▶ [Action item]
Every entry must appear in the answer exactly as it does here.

►

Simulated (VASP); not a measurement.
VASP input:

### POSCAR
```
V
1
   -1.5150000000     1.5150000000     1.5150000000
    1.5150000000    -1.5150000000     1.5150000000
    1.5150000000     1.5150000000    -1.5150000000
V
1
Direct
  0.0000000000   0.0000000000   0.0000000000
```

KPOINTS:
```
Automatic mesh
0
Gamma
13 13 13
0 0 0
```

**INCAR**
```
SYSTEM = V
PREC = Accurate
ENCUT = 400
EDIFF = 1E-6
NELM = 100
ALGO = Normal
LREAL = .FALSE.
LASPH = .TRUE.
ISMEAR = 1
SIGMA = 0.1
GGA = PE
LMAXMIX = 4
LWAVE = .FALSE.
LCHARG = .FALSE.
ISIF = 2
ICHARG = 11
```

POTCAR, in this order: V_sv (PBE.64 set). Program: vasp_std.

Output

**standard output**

◄

▶ [Written response]
Simulated (VASP); not a measurement.
VASP input:

### POSCAR
```
V
1
   -1.5150000000     1.5150000000     1.5150000000
    1.5150000000    -1.5150000000     1.5150000000
    1.5150000000     1.5150000000    -1.5150000000
V
1
Direct
  0.0000000000   0.0000000000   0.0000000000
```

KPOINTS:
```
Automatic mesh
0
Gamma
13 13 13
0 0 0
```

**INCAR**
```
SYSTEM = V
PREC = Accurate
ENCUT = 400
EDIFF = 1E-6
NELM = 100
ALGO = Normal
LREAL = .FALSE.
LASPH = .TRUE.
ISMEAR = 1
SIGMA = 0.1
GGA = PE
LMAXMIX = 4
LWAVE = .FALSE.
LCHARG = .FALSE.
ISIF = 2
ICHARG = 11
```

POTCAR, in this order: V_sv (PBE.64 set). Program: vasp_std.

Output

**standard output**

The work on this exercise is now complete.